> [Work order]: Start at the line below containing "- Occupations: gaussian, width 0.05 eV" and stop at the line containing "It took 41 s". Repeat every line of that stretch exactly, and nothing outside it.

BEGIN Records shown

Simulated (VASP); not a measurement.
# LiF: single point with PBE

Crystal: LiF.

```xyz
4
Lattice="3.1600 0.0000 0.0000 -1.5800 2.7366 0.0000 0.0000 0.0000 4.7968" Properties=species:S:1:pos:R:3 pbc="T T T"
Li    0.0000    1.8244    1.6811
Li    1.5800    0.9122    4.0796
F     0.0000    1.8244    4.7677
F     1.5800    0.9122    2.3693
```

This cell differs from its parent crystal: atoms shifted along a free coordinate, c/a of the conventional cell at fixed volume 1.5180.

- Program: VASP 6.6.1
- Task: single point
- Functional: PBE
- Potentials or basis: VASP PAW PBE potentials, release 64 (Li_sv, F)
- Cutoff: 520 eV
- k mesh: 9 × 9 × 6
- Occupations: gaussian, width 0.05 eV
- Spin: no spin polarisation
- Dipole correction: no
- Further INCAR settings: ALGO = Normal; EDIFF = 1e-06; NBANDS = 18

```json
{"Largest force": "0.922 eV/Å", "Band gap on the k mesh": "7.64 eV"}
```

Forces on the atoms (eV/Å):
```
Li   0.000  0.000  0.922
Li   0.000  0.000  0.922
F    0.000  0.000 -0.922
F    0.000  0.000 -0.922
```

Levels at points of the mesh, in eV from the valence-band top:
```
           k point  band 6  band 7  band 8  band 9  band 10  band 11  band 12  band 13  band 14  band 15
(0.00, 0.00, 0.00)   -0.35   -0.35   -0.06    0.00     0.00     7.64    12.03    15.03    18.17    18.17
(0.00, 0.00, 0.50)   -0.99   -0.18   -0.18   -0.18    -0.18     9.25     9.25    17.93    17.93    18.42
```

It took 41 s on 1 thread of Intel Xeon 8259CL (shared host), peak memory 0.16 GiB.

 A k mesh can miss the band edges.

END Records shown

> [Written answer]:
- Occupations: gaussian, width 0.05 eV
- Spin: no spin polarisation
- Dipole correction: no
- Further INCAR settings: ALGO = Normal; EDIFF = 1e-06; NBANDS = 18

```json
{"Largest force": "0.922 eV/Å", "Band gap on the k mesh": "7.64 eV"}
```

Forces on the atoms (eV/Å):
```
Li   0.000  0.000  0.922
Li   0.000  0.000  0.922
F    0.000  0.000 -0.922
F    0.000  0.000 -0.922
```

Levels at points of the mesh, in eV from the valence-band top:
```
           k point  band 6  band 7  band 8  band 9  band 10  band 11  band 12  band 13  band 14  band 15
(0.00, 0.00, 0.00)   -0.35   -0.35   -0.06    0.00     0.00     7.64    12.03    15.03    18.17    18.17
(0.00, 0.00, 0.50)   -0.99   -0.18   -0.18   -0.18    -0.18     9.25     9.25    17.93    17.93    18.42
```

It took 41 s on 1 thread of Intel Xeon 8259CL (shared host), peak memory 0.16 GiB.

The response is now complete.